WORK ITEM ▸
Only those lines running from the start of the listing below through the line that holds "(The calculation used" are to be written out, exactly and in full.

*** Block opens ***

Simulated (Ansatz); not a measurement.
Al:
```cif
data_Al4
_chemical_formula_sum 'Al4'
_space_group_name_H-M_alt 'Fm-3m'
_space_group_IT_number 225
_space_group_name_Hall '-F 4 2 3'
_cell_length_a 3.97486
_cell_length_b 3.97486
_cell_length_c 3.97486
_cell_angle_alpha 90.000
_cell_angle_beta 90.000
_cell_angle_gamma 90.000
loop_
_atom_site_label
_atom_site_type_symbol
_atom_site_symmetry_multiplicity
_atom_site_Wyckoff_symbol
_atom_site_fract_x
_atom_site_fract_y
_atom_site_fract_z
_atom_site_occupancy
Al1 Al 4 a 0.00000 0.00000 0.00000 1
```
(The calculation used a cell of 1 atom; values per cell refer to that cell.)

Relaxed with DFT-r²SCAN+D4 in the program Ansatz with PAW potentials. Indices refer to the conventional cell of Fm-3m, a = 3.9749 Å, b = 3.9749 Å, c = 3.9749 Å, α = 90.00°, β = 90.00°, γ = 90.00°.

*** Block closes ***

EXPECTED ANSWER ▸
Simulated (Ansatz); not a measurement.
Al:
```cif
data_Al4
_chemical_formula_sum 'Al4'
_space_group_name_H-M_alt 'Fm-3m'
_space_group_IT_number 225
_space_group_name_Hall '-F 4 2 3'
_cell_length_a 3.97486
_cell_length_b 3.97486
_cell_length_c 3.97486
_cell_angle_alpha 90.000
_cell_angle_beta 90.000
_cell_angle_gamma 90.000
loop_
_atom_site_label
_atom_site_type_symbol
_atom_site_symmetry_multiplicity
_atom_site_Wyckoff_symbol
_atom_site_fract_x
_atom_site_fract_y
_atom_site_fract_z
_atom_site_occupancy
Al1 Al 4 a 0.00000 0.00000 0.00000 1
```
(The calculation used a cell of 1 atom; values per cell refer to that cell.)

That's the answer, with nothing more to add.